Material shown>
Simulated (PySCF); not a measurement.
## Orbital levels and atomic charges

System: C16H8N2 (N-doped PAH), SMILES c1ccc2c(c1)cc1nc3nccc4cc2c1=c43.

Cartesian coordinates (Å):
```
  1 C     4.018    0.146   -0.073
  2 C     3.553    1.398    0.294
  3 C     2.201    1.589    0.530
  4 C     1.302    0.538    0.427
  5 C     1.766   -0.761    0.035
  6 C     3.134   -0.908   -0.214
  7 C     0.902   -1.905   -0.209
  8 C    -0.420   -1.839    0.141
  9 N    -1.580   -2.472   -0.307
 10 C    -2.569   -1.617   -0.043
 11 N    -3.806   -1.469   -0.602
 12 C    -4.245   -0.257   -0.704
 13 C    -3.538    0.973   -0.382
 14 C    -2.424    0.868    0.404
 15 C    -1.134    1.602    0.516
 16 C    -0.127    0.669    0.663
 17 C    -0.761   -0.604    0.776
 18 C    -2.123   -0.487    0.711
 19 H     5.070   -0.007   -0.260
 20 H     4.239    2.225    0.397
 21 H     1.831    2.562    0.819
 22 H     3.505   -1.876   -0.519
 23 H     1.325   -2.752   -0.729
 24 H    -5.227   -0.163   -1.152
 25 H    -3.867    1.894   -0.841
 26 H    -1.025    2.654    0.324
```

Exercise>
The listing above should be printed again in full, unchanged.

Written solution>
Simulated (PySCF); not a measurement.
## Orbital levels and atomic charges

System: C16H8N2 (N-doped PAH), SMILES c1ccc2c(c1)cc1nc3nccc4cc2c1=c43.

Cartesian coordinates (Å):
```
  1 C     4.018    0.146   -0.073
  2 C     3.553    1.398    0.294
  3 C     2.201    1.589    0.530
  4 C     1.302    0.538    0.427
  5 C     1.766   -0.761    0.035
  6 C     3.134   -0.908   -0.214
  7 C     0.902   -1.905   -0.209
  8 C    -0.420   -1.839    0.141
  9 N    -1.580   -2.472   -0.307
 10 C    -2.569   -1.617   -0.043
 11 N    -3.806   -1.469   -0.602
 12 C    -4.245   -0.257   -0.704
 13 C    -3.538    0.973   -0.382
 14 C    -2.424    0.868    0.404
 15 C    -1.134    1.602    0.516
 16 C    -0.127    0.669    0.663
 17 C    -0.761   -0.604    0.776
 18 C    -2.123   -0.487    0.711
 19 H     5.070   -0.007   -0.260
 20 H     4.239    2.225    0.397
 21 H     1.831    2.562    0.819
 22 H     3.505   -1.876   -0.519
 23 H     1.325   -2.752   -0.729
 24 H    -5.227   -0.163   -1.152
 25 H    -3.867    1.894   -0.841
 26 H    -1.025    2.654    0.324
```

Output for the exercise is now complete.